▸ Work task: Retype every entry below without altering anything.

── Information shown ──

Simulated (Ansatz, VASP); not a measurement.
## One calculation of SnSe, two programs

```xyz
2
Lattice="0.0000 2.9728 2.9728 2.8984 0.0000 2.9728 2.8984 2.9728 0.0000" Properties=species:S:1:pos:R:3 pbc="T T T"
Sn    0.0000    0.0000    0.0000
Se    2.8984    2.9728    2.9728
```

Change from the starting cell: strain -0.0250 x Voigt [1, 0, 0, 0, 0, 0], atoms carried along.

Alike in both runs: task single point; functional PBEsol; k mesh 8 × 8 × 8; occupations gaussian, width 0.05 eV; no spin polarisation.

───

▸ Expected answer:
Simulated (Ansatz, VASP); not a measurement.
## One calculation of SnSe, two programs

```xyz
2
Lattice="0.0000 2.9728 2.9728 2.8984 0.0000 2.9728 2.8984 2.9728 0.0000" Properties=species:S:1:pos:R:3 pbc="T T T"
Sn    0.0000    0.0000    0.0000
Se    2.8984    2.9728    2.9728
```

Change from the starting cell: strain -0.0250 x Voigt [1, 0, 0, 0, 0, 0], atoms carried along.

Alike in both runs: task single point; functional PBEsol; k mesh 8 × 8 × 8; occupations gaussian, width 0.05 eV; no spin polarisation.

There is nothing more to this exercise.